Task item
Repeat exactly what appears from the opening line of the listing to the line with "A run on Au: DFT, PBE, all-electron", inclusive.

Segment Start: The data

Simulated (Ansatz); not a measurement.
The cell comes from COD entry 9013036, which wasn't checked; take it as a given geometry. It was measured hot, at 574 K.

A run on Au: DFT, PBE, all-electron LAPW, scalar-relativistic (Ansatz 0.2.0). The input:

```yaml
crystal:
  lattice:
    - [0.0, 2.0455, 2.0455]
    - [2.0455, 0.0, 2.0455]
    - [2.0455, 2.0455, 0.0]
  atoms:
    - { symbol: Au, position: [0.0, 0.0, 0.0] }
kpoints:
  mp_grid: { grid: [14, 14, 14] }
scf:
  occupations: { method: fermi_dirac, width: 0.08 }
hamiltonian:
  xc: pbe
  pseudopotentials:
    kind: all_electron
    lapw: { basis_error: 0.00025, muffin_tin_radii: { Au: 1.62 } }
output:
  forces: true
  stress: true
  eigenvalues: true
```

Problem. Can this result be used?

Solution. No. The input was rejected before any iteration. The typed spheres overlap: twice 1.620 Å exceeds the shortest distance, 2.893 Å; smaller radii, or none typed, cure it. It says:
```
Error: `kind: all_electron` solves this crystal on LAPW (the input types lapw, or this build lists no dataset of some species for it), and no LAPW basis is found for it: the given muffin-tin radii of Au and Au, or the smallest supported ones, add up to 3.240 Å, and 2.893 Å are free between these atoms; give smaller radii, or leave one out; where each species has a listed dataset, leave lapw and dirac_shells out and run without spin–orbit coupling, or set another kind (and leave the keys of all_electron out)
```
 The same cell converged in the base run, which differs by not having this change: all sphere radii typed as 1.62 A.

Segment End: The data

Written response
Simulated (Ansatz); not a measurement.
The cell comes from COD entry 9013036, which wasn't checked; take it as a given geometry. It was measured hot, at 574 K.

A run on Au: DFT, PBE, all-electron LAPW, scalar-relativistic (Ansatz 0.2.0). The input:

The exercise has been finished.